**Work request:** The required output is every line from the beginning of the entries below through the line that includes "### Step 1. The cell of the first run", copied exactly.

★ ★ ★ ★ ★
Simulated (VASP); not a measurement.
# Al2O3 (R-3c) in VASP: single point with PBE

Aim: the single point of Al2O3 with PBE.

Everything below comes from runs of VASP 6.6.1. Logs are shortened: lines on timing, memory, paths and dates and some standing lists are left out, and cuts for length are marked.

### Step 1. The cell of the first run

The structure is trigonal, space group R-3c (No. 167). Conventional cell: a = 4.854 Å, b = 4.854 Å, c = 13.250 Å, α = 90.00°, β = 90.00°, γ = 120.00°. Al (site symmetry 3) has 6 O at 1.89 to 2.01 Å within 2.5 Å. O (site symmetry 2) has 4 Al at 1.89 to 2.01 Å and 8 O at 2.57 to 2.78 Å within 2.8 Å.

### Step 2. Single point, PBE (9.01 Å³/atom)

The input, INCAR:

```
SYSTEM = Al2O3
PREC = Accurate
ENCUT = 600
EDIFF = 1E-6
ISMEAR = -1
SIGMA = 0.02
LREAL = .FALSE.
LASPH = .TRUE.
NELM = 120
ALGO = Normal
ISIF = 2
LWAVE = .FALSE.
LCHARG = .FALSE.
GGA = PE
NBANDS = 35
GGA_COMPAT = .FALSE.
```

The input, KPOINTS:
★ ★ ★ ★ ★

**Task output:**
Simulated (VASP); not a measurement.
# Al2O3 (R-3c) in VASP: single point with PBE

Aim: the single point of Al2O3 with PBE.

Everything below comes from runs of VASP 6.6.1. Logs are shortened: lines on timing, memory, paths and dates and some standing lists are left out, and cuts for length are marked.

### Step 1. The cell of the first run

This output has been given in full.